Extracted data:
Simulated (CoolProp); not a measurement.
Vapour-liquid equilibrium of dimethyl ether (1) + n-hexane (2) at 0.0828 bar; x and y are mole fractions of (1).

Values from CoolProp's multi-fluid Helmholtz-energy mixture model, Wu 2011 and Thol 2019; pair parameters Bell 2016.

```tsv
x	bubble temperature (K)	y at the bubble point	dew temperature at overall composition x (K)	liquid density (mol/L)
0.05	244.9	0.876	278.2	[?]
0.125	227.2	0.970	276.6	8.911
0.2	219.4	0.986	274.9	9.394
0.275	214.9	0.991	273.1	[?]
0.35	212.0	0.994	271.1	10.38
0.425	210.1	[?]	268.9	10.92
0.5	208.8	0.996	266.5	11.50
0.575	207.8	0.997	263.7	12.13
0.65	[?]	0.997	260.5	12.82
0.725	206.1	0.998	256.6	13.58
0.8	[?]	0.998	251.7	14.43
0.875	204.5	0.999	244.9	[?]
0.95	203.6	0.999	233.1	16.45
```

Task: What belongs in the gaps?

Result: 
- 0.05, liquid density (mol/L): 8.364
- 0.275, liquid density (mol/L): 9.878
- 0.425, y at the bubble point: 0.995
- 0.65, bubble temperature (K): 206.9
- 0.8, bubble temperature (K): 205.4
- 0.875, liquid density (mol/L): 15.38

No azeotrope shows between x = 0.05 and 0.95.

Requirement:
In the data above, repeat exactly each line from the first through the line that contains "- 0.875, liquid density (mol/L): 15.38", and give nothing else.

Response:
Simulated (CoolProp); not a measurement.
Vapour-liquid equilibrium of dimethyl ether (1) + n-hexane (2) at 0.0828 bar; x and y are mole fractions of (1).

Values from CoolProp's multi-fluid Helmholtz-energy mixture model, Wu 2011 and Thol 2019; pair parameters Bell 2016.

```tsv
x	bubble temperature (K)	y at the bubble point	dew temperature at overall composition x (K)	liquid density (mol/L)
0.05	244.9	0.876	278.2	[?]
0.125	227.2	0.970	276.6	8.911
0.2	219.4	0.986	274.9	9.394
0.275	214.9	0.991	273.1	[?]
0.35	212.0	0.994	271.1	10.38
0.425	210.1	[?]	268.9	10.92
0.5	208.8	0.996	266.5	11.50
0.575	207.8	0.997	263.7	12.13
0.65	[?]	0.997	260.5	12.82
0.725	206.1	0.998	256.6	13.58
0.8	[?]	0.998	251.7	14.43
0.875	204.5	0.999	244.9	[?]
0.95	203.6	0.999	233.1	16.45
```

Task: What belongs in the gaps?

Result: 
- 0.05, liquid density (mol/L): 8.364
- 0.275, liquid density (mol/L): 9.878
- 0.425, y at the bubble point: 0.995
- 0.65, bubble temperature (K): 206.9
- 0.8, bubble temperature (K): 205.4
- 0.875, liquid density (mol/L): 15.38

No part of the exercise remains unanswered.